Leave every entry as it is and write the data out in full.

**INFORMATION PROVIDED:**
+-------+

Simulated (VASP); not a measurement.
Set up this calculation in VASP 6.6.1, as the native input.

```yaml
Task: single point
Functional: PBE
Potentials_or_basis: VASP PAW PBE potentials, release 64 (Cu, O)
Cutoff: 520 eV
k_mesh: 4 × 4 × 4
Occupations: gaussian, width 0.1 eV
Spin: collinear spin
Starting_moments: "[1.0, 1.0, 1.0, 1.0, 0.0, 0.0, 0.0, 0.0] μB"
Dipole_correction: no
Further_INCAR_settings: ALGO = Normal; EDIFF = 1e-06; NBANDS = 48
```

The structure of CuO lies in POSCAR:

+-------+

**ANSWER SPACE:**
Simulated (VASP); not a measurement.
Set up this calculation in VASP 6.6.1, as the native input.

```yaml
Task: single point
Functional: PBE
Potentials_or_basis: VASP PAW PBE potentials, release 64 (Cu, O)
Cutoff: 520 eV
k_mesh: 4 × 4 × 4
Occupations: gaussian, width 0.1 eV
Spin: collinear spin
Starting_moments: "[1.0, 1.0, 1.0, 1.0, 0.0, 0.0, 0.0, 0.0] μB"
Dipole_correction: no
Further_INCAR_settings: ALGO = Normal; EDIFF = 1e-06; NBANDS = 48
```

The structure of CuO lies in POSCAR:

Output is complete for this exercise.